> Action item:
Below is a listing; repeat exactly the lines from the one containing "Results of the" to the one containing "by 0.75 eV) |", both included.

> Supplied information:
=== Begin Enclosure ===

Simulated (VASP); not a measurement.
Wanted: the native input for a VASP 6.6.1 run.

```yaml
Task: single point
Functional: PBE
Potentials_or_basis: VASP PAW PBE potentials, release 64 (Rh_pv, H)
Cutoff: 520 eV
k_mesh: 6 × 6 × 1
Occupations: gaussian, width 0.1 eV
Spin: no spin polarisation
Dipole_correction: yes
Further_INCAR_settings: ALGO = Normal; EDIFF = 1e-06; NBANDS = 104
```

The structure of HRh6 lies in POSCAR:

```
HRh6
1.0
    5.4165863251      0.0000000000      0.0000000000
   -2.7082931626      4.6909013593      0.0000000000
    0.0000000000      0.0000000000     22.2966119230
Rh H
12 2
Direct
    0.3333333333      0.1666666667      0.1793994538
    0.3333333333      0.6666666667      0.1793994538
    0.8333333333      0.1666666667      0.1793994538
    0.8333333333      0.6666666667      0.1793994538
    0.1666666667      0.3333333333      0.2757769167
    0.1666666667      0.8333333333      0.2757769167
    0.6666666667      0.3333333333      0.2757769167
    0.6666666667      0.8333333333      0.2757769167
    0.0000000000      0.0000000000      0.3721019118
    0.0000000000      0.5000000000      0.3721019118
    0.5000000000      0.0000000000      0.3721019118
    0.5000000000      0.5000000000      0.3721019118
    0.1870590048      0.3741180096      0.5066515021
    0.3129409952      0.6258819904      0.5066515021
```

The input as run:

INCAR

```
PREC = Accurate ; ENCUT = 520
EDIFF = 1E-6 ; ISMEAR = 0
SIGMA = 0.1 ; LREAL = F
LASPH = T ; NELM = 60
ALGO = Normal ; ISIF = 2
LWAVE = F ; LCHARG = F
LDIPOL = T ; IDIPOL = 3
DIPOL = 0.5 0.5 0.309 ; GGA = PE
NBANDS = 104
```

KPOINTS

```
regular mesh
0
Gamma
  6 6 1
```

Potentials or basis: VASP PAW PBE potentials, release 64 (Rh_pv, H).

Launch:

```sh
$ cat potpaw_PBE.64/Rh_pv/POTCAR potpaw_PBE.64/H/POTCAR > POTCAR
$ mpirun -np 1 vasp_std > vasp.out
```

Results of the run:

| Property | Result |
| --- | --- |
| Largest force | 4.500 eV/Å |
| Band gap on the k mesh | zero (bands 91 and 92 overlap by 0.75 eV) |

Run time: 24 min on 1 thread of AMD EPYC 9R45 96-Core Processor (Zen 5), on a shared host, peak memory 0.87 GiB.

=== End Enclosure ===

> Exercise output:
Results of the run:

| Property | Result |
| --- | --- |
| Largest force | 4.500 eV/Å |
| Band gap on the k mesh | zero (bands 91 and 92 overlap by 0.75 eV) |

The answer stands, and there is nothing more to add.